__________________________________________________

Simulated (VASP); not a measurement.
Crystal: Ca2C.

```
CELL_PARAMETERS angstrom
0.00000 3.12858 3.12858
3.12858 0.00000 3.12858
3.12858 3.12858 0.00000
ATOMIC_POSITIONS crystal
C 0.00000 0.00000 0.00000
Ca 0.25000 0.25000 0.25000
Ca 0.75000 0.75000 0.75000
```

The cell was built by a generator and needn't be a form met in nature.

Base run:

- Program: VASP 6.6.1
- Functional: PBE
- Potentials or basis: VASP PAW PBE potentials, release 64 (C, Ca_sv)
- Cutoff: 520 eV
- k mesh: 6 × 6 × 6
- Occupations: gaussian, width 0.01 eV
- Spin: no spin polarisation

__________________________________________________

#### [ASSIGNED TASK]
Copy every record exactly.

#### [EXERCISE ANSWER]
Simulated (VASP); not a measurement.
Crystal: Ca2C.

```
CELL_PARAMETERS angstrom
0.00000 3.12858 3.12858
3.12858 0.00000 3.12858
3.12858 3.12858 0.00000
ATOMIC_POSITIONS crystal
C 0.00000 0.00000 0.00000
Ca 0.25000 0.25000 0.25000
Ca 0.75000 0.75000 0.75000
```

The cell was built by a generator and needn't be a form met in nature.

Base run:

- Program: VASP 6.6.1
- Functional: PBE
- Potentials or basis: VASP PAW PBE potentials, release 64 (C, Ca_sv)
- Cutoff: 520 eV
- k mesh: 6 × 6 × 6
- Occupations: gaussian, width 0.01 eV
- Spin: no spin polarisation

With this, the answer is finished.